> _Work request_:
Write the records out again. Match them exactly.

> _Information_:
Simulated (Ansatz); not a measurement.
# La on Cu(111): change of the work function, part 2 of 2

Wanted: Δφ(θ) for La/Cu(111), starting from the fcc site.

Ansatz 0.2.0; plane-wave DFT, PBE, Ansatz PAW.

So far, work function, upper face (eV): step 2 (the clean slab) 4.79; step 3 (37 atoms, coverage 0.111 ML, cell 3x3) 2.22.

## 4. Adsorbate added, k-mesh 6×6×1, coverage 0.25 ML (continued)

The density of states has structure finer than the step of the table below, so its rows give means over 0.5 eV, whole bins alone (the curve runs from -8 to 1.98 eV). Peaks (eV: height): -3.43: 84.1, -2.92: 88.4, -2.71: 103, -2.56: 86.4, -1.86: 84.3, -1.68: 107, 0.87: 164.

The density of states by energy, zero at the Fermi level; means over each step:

> _Response box_:
Simulated (Ansatz); not a measurement.
# La on Cu(111): change of the work function, part 2 of 2

Wanted: Δφ(θ) for La/Cu(111), starting from the fcc site.

Ansatz 0.2.0; plane-wave DFT, PBE, Ansatz PAW.

So far, work function, upper face (eV): step 2 (the clean slab) 4.79; step 3 (37 atoms, coverage 0.111 ML, cell 3x3) 2.22.

## 4. Adsorbate added, k-mesh 6×6×1, coverage 0.25 ML (continued)

The density of states has structure finer than the step of the table below, so its rows give means over 0.5 eV, whole bins alone (the curve runs from -8 to 1.98 eV). Peaks (eV: height): -3.43: 84.1, -2.92: 88.4, -2.71: 103, -2.56: 86.4, -1.86: 84.3, -1.68: 107, 0.87: 164.

The density of states by energy, zero at the Fermi level; means over each step:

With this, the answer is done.